**ACTIVITY**
Output the data below line for line, exactly, up to and including the line where "VASP's potentials were" appears.

**DATA PROVIDED**
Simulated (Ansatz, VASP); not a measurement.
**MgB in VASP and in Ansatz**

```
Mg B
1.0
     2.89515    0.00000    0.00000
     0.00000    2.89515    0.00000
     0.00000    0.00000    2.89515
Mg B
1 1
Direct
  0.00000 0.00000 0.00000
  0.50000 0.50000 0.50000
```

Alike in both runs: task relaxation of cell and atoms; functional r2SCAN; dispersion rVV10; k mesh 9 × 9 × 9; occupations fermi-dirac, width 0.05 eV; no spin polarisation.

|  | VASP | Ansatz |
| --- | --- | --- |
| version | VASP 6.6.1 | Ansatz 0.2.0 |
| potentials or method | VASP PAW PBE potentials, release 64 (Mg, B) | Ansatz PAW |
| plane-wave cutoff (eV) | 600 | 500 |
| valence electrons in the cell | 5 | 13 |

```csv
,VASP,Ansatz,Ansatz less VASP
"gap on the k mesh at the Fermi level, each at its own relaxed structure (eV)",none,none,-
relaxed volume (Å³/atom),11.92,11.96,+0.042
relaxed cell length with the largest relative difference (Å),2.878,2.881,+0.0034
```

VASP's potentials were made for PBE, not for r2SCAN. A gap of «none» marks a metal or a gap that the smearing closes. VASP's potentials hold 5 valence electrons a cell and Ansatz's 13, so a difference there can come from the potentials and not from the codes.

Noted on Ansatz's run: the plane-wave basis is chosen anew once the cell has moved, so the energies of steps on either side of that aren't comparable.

**YOUR SOLUTION**
Simulated (Ansatz, VASP); not a measurement.
**MgB in VASP and in Ansatz**

```
Mg B
1.0
     2.89515    0.00000    0.00000
     0.00000    2.89515    0.00000
     0.00000    0.00000    2.89515
Mg B
1 1
Direct
  0.00000 0.00000 0.00000
  0.50000 0.50000 0.50000
```

Alike in both runs: task relaxation of cell and atoms; functional r2SCAN; dispersion rVV10; k mesh 9 × 9 × 9; occupations fermi-dirac, width 0.05 eV; no spin polarisation.

|  | VASP | Ansatz |
| --- | --- | --- |
| version | VASP 6.6.1 | Ansatz 0.2.0 |
| potentials or method | VASP PAW PBE potentials, release 64 (Mg, B) | Ansatz PAW |
| plane-wave cutoff (eV) | 600 | 500 |
| valence electrons in the cell | 5 | 13 |

```csv
,VASP,Ansatz,Ansatz less VASP
"gap on the k mesh at the Fermi level, each at its own relaxed structure (eV)",none,none,-
relaxed volume (Å³/atom),11.92,11.96,+0.042
relaxed cell length with the largest relative difference (Å),2.878,2.881,+0.0034
```

VASP's potentials were made for PBE, not for r2SCAN. A gap of «none» marks a metal or a gap that the smearing closes. VASP's potentials hold 5 valence electrons a cell and Ansatz's 13, so a difference there can come from the potentials and not from the codes.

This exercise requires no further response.